• _Work item_
As the answer, set down the lines below from the one containing "2.14 | 6.65 |" through the one containing "It took 67 s", exactly and inclusively, and no others.

-------

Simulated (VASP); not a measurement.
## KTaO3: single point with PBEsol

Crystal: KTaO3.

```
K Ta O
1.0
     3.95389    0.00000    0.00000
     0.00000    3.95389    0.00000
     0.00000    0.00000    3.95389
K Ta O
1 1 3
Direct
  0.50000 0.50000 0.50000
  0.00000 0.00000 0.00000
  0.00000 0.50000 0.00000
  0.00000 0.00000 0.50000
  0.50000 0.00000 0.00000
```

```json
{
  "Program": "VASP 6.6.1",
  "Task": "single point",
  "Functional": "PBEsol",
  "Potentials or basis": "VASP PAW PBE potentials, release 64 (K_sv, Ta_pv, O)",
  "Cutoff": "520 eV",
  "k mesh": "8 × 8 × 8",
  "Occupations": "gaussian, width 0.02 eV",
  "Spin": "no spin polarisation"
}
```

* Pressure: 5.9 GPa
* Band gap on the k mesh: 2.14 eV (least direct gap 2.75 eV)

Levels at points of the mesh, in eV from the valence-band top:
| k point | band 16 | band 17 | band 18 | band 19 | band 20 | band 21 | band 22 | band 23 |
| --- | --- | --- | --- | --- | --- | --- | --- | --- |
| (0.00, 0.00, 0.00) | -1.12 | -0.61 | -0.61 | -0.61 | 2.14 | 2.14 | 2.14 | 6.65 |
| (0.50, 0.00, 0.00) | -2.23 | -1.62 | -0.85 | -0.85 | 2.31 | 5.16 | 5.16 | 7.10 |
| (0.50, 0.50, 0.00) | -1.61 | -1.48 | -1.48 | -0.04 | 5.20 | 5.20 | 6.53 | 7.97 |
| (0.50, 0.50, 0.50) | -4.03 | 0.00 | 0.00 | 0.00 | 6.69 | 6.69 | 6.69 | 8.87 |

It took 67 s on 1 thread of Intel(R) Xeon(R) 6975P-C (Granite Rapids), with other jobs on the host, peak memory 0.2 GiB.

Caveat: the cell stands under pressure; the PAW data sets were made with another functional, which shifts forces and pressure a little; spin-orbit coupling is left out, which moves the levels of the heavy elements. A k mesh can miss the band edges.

-------

• _Task output_
| (0.00, 0.00, 0.00) | -1.12 | -0.61 | -0.61 | -0.61 | 2.14 | 2.14 | 2.14 | 6.65 |
| (0.50, 0.00, 0.00) | -2.23 | -1.62 | -0.85 | -0.85 | 2.31 | 5.16 | 5.16 | 7.10 |
| (0.50, 0.50, 0.00) | -1.61 | -1.48 | -1.48 | -0.04 | 5.20 | 5.20 | 6.53 | 7.97 |
| (0.50, 0.50, 0.50) | -4.03 | 0.00 | 0.00 | 0.00 | 6.69 | 6.69 | 6.69 | 8.87 |

It took 67 s on 1 thread of Intel(R) Xeon(R) 6975P-C (Granite Rapids), with other jobs on the host, peak memory 0.2 GiB.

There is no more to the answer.